-------- STUDY MATERIAL

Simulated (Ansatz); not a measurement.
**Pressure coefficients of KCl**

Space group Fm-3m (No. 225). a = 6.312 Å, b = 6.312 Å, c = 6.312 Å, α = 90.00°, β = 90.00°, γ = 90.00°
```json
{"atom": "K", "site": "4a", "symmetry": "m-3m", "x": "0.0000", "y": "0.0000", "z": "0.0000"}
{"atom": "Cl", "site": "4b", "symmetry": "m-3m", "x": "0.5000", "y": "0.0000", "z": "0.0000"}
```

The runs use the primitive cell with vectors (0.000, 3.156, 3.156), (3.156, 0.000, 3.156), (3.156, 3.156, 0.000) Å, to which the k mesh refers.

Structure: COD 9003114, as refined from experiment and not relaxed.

----------------

EXERCISE :: Give back the whole listing exactly as it reads.

YOUR SOLUTION ::
Simulated (Ansatz); not a measurement.
**Pressure coefficients of KCl**

Space group Fm-3m (No. 225). a = 6.312 Å, b = 6.312 Å, c = 6.312 Å, α = 90.00°, β = 90.00°, γ = 90.00°
```json
{"atom": "K", "site": "4a", "symmetry": "m-3m", "x": "0.0000", "y": "0.0000", "z": "0.0000"}
{"atom": "Cl", "site": "4b", "symmetry": "m-3m", "x": "0.5000", "y": "0.0000", "z": "0.0000"}
```

The runs use the primitive cell with vectors (0.000, 3.156, 3.156), (3.156, 0.000, 3.156), (3.156, 3.156, 0.000) Å, to which the k mesh refers.

Structure: COD 9003114, as refined from experiment and not relaxed.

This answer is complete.